--- INFORMATION ---

|---|

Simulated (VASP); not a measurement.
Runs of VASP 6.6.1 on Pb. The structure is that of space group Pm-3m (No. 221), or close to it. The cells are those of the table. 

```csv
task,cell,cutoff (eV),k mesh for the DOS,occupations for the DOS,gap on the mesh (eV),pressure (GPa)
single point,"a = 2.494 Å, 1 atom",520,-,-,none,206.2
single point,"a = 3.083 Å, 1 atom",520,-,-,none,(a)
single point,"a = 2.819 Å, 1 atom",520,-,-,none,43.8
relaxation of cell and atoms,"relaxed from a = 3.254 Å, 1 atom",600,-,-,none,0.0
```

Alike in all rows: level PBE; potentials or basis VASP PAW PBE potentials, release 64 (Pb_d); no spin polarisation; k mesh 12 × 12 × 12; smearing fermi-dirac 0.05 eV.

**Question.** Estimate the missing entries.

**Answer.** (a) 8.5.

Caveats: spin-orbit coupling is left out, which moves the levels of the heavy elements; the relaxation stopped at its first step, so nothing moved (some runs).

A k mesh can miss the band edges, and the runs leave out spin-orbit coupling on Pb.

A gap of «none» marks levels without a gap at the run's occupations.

|---|

--- EXERCISE ---
Set down each line of the material verbatim, from the first line through the line that contains "A k mesh can".

--- PROBLEM SOLUTION ---
Simulated (VASP); not a measurement.
Runs of VASP 6.6.1 on Pb. The structure is that of space group Pm-3m (No. 221), or close to it. The cells are those of the table. 

```csv
task,cell,cutoff (eV),k mesh for the DOS,occupations for the DOS,gap on the mesh (eV),pressure (GPa)
single point,"a = 2.494 Å, 1 atom",520,-,-,none,206.2
single point,"a = 3.083 Å, 1 atom",520,-,-,none,(a)
single point,"a = 2.819 Å, 1 atom",520,-,-,none,43.8
relaxation of cell and atoms,"relaxed from a = 3.254 Å, 1 atom",600,-,-,none,0.0
```

Alike in all rows: level PBE; potentials or basis VASP PAW PBE potentials, release 64 (Pb_d); no spin polarisation; k mesh 12 × 12 × 12; smearing fermi-dirac 0.05 eV.

**Question.** Estimate the missing entries.

**Answer.** (a) 8.5.

Caveats: spin-orbit coupling is left out, which moves the levels of the heavy elements; the relaxation stopped at its first step, so nothing moved (some runs).

A k mesh can miss the band edges, and the runs leave out spin-orbit coupling on Pb.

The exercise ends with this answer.